Activity: Print the records exactly as they are written.

Data:
* * * * * * *

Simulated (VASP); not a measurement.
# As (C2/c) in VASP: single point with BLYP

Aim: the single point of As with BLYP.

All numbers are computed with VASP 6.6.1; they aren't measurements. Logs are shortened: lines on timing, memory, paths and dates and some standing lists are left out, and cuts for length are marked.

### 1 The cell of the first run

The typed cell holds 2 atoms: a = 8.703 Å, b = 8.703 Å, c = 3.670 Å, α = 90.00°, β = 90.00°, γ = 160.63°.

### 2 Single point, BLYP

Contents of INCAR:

* * * * * * *

Exercise result:
Simulated (VASP); not a measurement.
# As (C2/c) in VASP: single point with BLYP

Aim: the single point of As with BLYP.

All numbers are computed with VASP 6.6.1; they aren't measurements. Logs are shortened: lines on timing, memory, paths and dates and some standing lists are left out, and cuts for length are marked.

### 1 The cell of the first run

The typed cell holds 2 atoms: a = 8.703 Å, b = 8.703 Å, c = 3.670 Å, α = 90.00°, β = 90.00°, γ = 160.63°.

### 2 Single point, BLYP

Contents of INCAR:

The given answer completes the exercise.